───── ENTRIES SHOWN ─────
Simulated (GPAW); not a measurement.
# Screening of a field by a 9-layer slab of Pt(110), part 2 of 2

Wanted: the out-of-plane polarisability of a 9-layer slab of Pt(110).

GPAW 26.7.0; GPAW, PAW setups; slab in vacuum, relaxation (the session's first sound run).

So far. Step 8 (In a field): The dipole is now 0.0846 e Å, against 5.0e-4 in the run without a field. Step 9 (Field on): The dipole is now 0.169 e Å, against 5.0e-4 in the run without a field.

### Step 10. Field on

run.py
─────

Exactly as written, repeat the lines from the start of the listing through the line containing "### Step 10. Field on", both included.

> EXERCISE OUTPUT
Simulated (GPAW); not a measurement.
# Screening of a field by a 9-layer slab of Pt(110), part 2 of 2

Wanted: the out-of-plane polarisability of a 9-layer slab of Pt(110).

GPAW 26.7.0; GPAW, PAW setups; slab in vacuum, relaxation (the session's first sound run).

So far. Step 8 (In a field): The dipole is now 0.0846 e Å, against 5.0e-4 in the run without a field. Step 9 (Field on): The dipole is now 0.169 e Å, against 5.0e-4 in the run without a field.

### Step 10. Field on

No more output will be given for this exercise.